# Information supplied
*****

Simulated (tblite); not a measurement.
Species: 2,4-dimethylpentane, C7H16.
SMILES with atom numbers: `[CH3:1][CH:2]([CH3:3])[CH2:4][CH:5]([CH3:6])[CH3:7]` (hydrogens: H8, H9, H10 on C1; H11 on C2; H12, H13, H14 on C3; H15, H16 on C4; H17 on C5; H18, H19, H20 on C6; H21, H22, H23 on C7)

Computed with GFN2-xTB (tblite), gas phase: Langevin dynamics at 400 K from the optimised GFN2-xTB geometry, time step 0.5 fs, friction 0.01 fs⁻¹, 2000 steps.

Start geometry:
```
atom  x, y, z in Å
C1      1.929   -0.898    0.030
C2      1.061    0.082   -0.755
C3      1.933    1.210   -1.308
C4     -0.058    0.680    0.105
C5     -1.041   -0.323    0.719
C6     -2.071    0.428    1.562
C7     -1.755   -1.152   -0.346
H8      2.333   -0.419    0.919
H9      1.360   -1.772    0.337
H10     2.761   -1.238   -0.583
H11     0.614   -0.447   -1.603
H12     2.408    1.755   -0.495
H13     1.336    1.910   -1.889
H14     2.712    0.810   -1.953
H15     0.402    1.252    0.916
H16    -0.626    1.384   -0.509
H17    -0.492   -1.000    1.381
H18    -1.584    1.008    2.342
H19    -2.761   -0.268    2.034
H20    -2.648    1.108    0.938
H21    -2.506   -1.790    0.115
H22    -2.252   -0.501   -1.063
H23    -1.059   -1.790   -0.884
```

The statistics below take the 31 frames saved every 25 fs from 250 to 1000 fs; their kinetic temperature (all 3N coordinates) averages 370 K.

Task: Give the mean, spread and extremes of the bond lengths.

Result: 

*****

# Exercise
Please output the complete listing without any alteration.

# Exercise result
Simulated (tblite); not a measurement.
Species: 2,4-dimethylpentane, C7H16.
SMILES with atom numbers: `[CH3:1][CH:2]([CH3:3])[CH2:4][CH:5]([CH3:6])[CH3:7]` (hydrogens: H8, H9, H10 on C1; H11 on C2; H12, H13, H14 on C3; H15, H16 on C4; H17 on C5; H18, H19, H20 on C6; H21, H22, H23 on C7)

Computed with GFN2-xTB (tblite), gas phase: Langevin dynamics at 400 K from the optimised GFN2-xTB geometry, time step 0.5 fs, friction 0.01 fs⁻¹, 2000 steps.

Start geometry:
```
atom  x, y, z in Å
C1      1.929   -0.898    0.030
C2      1.061    0.082   -0.755
C3      1.933    1.210   -1.308
C4     -0.058    0.680    0.105
C5     -1.041   -0.323    0.719
C6     -2.071    0.428    1.562
C7     -1.755   -1.152   -0.346
H8      2.333   -0.419    0.919
H9      1.360   -1.772    0.337
H10     2.761   -1.238   -0.583
H11     0.614   -0.447   -1.603
H12     2.408    1.755   -0.495
H13     1.336    1.910   -1.889
H14     2.712    0.810   -1.953
H15     0.402    1.252    0.916
H16    -0.626    1.384   -0.509
H17    -0.492   -1.000    1.381
H18    -1.584    1.008    2.342
H19    -2.761   -0.268    2.034
H20    -2.648    1.108    0.938
H21    -2.506   -1.790    0.115
H22    -2.252   -0.501   -1.063
H23    -1.059   -1.790   -0.884
```

The statistics below take the 31 frames saved every 25 fs from 250 to 1000 fs; their kinetic temperature (all 3N coordinates) averages 370 K.

Task: Give the mean, spread and extremes of the bond lengths.

Result: 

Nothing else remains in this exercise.